Assigned task
From the first line through the line containing "What comes out?", transcribe the records exactly and include no other lines.

★ ★ ★ ★

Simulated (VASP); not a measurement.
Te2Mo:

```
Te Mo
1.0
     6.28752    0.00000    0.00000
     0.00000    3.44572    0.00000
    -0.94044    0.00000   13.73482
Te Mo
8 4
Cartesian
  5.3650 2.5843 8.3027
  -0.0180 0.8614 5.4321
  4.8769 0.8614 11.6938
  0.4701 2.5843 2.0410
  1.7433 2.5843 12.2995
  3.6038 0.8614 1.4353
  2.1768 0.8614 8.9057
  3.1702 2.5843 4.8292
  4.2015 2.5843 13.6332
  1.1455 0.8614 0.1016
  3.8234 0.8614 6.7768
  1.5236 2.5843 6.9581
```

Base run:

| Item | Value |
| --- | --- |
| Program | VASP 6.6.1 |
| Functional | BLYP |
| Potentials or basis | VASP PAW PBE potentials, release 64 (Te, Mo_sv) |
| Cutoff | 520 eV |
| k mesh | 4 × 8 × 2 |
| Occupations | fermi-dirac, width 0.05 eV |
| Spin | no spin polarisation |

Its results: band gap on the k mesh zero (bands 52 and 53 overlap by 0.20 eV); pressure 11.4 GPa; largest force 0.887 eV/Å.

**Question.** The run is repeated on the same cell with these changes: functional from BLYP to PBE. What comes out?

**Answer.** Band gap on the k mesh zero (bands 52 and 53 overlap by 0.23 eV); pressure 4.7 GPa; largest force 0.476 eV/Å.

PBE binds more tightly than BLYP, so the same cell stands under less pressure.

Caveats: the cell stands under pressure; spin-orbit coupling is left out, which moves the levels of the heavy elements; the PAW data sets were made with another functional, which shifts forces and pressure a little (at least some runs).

★ ★ ★ ★

Solution
Simulated (VASP); not a measurement.
Te2Mo:

```
Te Mo
1.0
     6.28752    0.00000    0.00000
     0.00000    3.44572    0.00000
    -0.94044    0.00000   13.73482
Te Mo
8 4
Cartesian
  5.3650 2.5843 8.3027
  -0.0180 0.8614 5.4321
  4.8769 0.8614 11.6938
  0.4701 2.5843 2.0410
  1.7433 2.5843 12.2995
  3.6038 0.8614 1.4353
  2.1768 0.8614 8.9057
  3.1702 2.5843 4.8292
  4.2015 2.5843 13.6332
  1.1455 0.8614 0.1016
  3.8234 0.8614 6.7768
  1.5236 2.5843 6.9581
```

Base run:

| Item | Value |
| --- | --- |
| Program | VASP 6.6.1 |
| Functional | BLYP |
| Potentials or basis | VASP PAW PBE potentials, release 64 (Te, Mo_sv) |
| Cutoff | 520 eV |
| k mesh | 4 × 8 × 2 |
| Occupations | fermi-dirac, width 0.05 eV |
| Spin | no spin polarisation |

Its results: band gap on the k mesh zero (bands 52 and 53 overlap by 0.20 eV); pressure 11.4 GPa; largest force 0.887 eV/Å.

**Question.** The run is repeated on the same cell with these changes: functional from BLYP to PBE. What comes out?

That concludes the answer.